Assignment: Copy the lines of the entries exactly, from the opening one to the one holding "Change from the", and leave out everything after.

Data under study:
★ ★ ★ ★
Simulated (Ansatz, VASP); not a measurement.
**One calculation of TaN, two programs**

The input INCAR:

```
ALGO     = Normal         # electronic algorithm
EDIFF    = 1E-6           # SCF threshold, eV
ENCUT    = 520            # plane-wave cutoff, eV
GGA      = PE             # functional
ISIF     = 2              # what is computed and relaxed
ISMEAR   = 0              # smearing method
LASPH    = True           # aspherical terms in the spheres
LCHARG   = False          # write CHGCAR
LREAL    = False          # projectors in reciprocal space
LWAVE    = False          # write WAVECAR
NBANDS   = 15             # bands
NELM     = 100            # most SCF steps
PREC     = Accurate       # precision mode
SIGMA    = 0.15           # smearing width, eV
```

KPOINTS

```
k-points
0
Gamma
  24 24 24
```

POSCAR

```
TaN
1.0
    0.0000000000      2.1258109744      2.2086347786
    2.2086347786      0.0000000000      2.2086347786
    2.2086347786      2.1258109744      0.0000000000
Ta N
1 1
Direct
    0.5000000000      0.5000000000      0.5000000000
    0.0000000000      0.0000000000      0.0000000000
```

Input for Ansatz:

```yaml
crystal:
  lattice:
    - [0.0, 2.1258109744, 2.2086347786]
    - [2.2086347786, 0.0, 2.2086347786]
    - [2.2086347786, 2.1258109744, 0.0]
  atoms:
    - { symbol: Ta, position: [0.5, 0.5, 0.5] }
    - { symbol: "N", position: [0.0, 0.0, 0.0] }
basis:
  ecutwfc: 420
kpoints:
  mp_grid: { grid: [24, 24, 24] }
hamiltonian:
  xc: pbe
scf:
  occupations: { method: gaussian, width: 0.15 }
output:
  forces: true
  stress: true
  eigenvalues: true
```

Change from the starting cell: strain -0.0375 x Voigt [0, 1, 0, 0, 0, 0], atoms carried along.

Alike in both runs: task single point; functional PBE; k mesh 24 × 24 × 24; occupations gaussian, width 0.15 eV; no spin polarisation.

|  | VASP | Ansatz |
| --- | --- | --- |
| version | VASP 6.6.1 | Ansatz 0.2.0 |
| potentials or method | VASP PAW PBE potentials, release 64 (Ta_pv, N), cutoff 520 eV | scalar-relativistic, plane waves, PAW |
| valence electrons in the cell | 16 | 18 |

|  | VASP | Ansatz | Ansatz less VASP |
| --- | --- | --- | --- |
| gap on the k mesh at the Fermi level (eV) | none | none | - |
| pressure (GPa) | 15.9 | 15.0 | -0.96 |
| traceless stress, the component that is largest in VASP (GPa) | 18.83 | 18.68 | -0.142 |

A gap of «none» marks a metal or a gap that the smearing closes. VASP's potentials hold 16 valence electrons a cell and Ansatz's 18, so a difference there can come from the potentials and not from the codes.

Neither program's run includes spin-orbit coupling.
★ ★ ★ ★

Answer area:
Simulated (Ansatz, VASP); not a measurement.
**One calculation of TaN, two programs**

The input INCAR:

```
ALGO     = Normal         # electronic algorithm
EDIFF    = 1E-6           # SCF threshold, eV
ENCUT    = 520            # plane-wave cutoff, eV
GGA      = PE             # functional
ISIF     = 2              # what is computed and relaxed
ISMEAR   = 0              # smearing method
LASPH    = True           # aspherical terms in the spheres
LCHARG   = False          # write CHGCAR
LREAL    = False          # projectors in reciprocal space
LWAVE    = False          # write WAVECAR
NBANDS   = 15             # bands
NELM     = 100            # most SCF steps
PREC     = Accurate       # precision mode
SIGMA    = 0.15           # smearing width, eV
```

KPOINTS

```
k-points
0
Gamma
  24 24 24
```

POSCAR

```
TaN
1.0
    0.0000000000      2.1258109744      2.2086347786
    2.2086347786      0.0000000000      2.2086347786
    2.2086347786      2.1258109744      0.0000000000
Ta N
1 1
Direct
    0.5000000000      0.5000000000      0.5000000000
    0.0000000000      0.0000000000      0.0000000000
```

Input for Ansatz:

```yaml
crystal:
  lattice:
    - [0.0, 2.1258109744, 2.2086347786]
    - [2.2086347786, 0.0, 2.2086347786]
    - [2.2086347786, 2.1258109744, 0.0]
  atoms:
    - { symbol: Ta, position: [0.5, 0.5, 0.5] }
    - { symbol: "N", position: [0.0, 0.0, 0.0] }
basis:
  ecutwfc: 420
kpoints:
  mp_grid: { grid: [24, 24, 24] }
hamiltonian:
  xc: pbe
scf:
  occupations: { method: gaussian, width: 0.15 }
output:
  forces: true
  stress: true
  eigenvalues: true
```

Change from the starting cell: strain -0.0375 x Voigt [0, 1, 0, 0, 0, 0], atoms carried along.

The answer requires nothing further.